Everything in the listing must be transcribed exactly, from the first line to the last.

::::::::

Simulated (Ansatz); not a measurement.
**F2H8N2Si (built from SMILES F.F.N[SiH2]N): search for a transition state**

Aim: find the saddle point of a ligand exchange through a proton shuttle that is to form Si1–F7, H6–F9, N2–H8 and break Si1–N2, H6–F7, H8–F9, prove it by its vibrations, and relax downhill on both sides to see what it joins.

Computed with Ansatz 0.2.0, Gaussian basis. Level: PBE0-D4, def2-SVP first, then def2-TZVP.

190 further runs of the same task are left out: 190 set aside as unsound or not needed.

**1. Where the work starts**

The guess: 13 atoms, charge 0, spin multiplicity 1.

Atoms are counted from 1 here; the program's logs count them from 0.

::::::::

- SOLUTION -
Simulated (Ansatz); not a measurement.
**F2H8N2Si (built from SMILES F.F.N[SiH2]N): search for a transition state**

Aim: find the saddle point of a ligand exchange through a proton shuttle that is to form Si1–F7, H6–F9, N2–H8 and break Si1–N2, H6–F7, H8–F9, prove it by its vibrations, and relax downhill on both sides to see what it joins.

Computed with Ansatz 0.2.0, Gaussian basis. Level: PBE0-D4, def2-SVP first, then def2-TZVP.

190 further runs of the same task are left out: 190 set aside as unsound or not needed.

**1. Where the work starts**

The guess: 13 atoms, charge 0, spin multiplicity 1.

Atoms are counted from 1 here; the program's logs count them from 0.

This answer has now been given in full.